*** Opening DATASET ***

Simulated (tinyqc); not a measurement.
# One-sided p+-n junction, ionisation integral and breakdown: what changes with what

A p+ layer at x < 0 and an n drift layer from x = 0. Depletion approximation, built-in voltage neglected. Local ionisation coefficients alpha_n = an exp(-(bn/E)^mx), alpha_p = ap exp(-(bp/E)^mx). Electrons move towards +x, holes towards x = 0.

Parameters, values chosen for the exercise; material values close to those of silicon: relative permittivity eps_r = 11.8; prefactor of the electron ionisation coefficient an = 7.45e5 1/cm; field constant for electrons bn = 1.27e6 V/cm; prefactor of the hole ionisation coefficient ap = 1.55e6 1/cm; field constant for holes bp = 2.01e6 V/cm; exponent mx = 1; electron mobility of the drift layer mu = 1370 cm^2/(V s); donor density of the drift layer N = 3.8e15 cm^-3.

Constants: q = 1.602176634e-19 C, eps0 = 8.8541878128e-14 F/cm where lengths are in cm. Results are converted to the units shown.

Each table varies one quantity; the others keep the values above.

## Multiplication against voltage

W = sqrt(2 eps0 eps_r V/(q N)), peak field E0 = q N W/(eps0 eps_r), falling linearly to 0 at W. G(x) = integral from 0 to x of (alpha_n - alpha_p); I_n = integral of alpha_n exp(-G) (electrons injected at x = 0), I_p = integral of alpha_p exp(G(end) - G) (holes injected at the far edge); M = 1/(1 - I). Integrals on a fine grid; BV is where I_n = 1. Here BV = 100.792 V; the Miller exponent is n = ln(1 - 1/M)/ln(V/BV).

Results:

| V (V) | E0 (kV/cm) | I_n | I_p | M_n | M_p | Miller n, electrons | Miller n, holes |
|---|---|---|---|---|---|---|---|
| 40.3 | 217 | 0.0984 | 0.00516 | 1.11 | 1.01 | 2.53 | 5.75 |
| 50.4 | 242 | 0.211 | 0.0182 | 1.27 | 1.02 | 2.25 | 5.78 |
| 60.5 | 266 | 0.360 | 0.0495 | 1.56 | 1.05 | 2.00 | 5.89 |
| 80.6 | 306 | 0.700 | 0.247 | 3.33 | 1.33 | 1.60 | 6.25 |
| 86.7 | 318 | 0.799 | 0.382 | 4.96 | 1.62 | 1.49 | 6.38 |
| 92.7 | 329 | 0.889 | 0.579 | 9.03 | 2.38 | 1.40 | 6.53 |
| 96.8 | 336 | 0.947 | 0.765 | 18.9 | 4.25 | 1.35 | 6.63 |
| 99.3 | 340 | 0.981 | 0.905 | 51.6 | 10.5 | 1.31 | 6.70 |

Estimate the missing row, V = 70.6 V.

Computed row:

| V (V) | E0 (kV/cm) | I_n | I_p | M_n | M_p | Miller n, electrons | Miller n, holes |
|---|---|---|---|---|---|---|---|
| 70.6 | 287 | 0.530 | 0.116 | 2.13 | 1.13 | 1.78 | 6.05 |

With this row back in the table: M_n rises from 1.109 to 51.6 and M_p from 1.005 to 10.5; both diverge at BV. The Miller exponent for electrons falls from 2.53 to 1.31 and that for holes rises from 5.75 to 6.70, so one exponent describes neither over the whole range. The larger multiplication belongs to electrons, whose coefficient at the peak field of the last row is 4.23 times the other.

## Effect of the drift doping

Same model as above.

*** Closing DATASET ***

Among the entries above, copy exactly only the lines starting with the one containing "1.40 | 6.53 |" and going through the one containing "1.78 | 6.05 |", both ends included.

EXPECTED ANSWER ->
| 92.7 | 329 | 0.889 | 0.579 | 9.03 | 2.38 | 1.40 | 6.53 |
| 96.8 | 336 | 0.947 | 0.765 | 18.9 | 4.25 | 1.35 | 6.63 |
| 99.3 | 340 | 0.981 | 0.905 | 51.6 | 10.5 | 1.31 | 6.70 |

Estimate the missing row, V = 70.6 V.

Computed row:

| V (V) | E0 (kV/cm) | I_n | I_p | M_n | M_p | Miller n, electrons | Miller n, holes |
|---|---|---|---|---|---|---|---|
| 70.6 | 287 | 0.530 | 0.116 | 2.13 | 1.13 | 1.78 | 6.05 |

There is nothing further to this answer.